* _SUPPLIED INFORMATION_:
════════════════
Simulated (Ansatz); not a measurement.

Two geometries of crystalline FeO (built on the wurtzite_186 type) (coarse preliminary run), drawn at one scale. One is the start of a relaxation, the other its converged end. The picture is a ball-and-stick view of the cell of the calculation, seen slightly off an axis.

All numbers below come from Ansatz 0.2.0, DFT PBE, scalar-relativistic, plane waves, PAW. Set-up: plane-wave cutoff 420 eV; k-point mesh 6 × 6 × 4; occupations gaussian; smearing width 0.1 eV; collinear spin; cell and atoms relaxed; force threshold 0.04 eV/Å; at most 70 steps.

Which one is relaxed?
════════════════

Retype the material in full, keeping each line exactly as it is.

Simulated (Ansatz); not a measurement.

Two geometries of crystalline FeO (built on the wurtzite_186 type) (coarse preliminary run), drawn at one scale. One is the start of a relaxation, the other its converged end. The picture is a ball-and-stick view of the cell of the calculation, seen slightly off an axis.

All numbers below come from Ansatz 0.2.0, DFT PBE, scalar-relativistic, plane waves, PAW. Set-up: plane-wave cutoff 420 eV; k-point mesh 6 × 6 × 4; occupations gaussian; smearing width 0.1 eV; collinear spin; cell and atoms relaxed; force threshold 0.04 eV/Å; at most 70 steps.

Which one is relaxed?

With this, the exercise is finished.